__EXTRACTED INFORMATION__
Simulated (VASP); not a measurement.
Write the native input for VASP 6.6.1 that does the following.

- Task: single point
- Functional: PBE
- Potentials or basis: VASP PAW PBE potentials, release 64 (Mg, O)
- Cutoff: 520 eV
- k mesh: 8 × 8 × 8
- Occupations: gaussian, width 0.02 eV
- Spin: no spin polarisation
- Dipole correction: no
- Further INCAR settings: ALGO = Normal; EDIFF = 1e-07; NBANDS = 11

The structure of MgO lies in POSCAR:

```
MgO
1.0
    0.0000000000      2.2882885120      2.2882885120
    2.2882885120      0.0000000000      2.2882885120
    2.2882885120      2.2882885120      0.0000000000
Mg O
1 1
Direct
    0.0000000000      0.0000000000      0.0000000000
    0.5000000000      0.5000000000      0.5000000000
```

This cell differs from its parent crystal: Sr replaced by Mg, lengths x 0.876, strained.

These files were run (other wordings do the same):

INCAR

__EXERCISE__
The required output is the entries from their opening line through the line holding "These files were", repeated exactly, with both end lines kept.

__ANSWER SECTION__
Simulated (VASP); not a measurement.
Write the native input for VASP 6.6.1 that does the following.

- Task: single point
- Functional: PBE
- Potentials or basis: VASP PAW PBE potentials, release 64 (Mg, O)
- Cutoff: 520 eV
- k mesh: 8 × 8 × 8
- Occupations: gaussian, width 0.02 eV
- Spin: no spin polarisation
- Dipole correction: no
- Further INCAR settings: ALGO = Normal; EDIFF = 1e-07; NBANDS = 11

The structure of MgO lies in POSCAR:

```
MgO
1.0
    0.0000000000      2.2882885120      2.2882885120
    2.2882885120      0.0000000000      2.2882885120
    2.2882885120      2.2882885120      0.0000000000
Mg O
1 1
Direct
    0.0000000000      0.0000000000      0.0000000000
    0.5000000000      0.5000000000      0.5000000000
```

This cell differs from its parent crystal: Sr replaced by Mg, lengths x 0.876, strained.

These files were run (other wordings do the same):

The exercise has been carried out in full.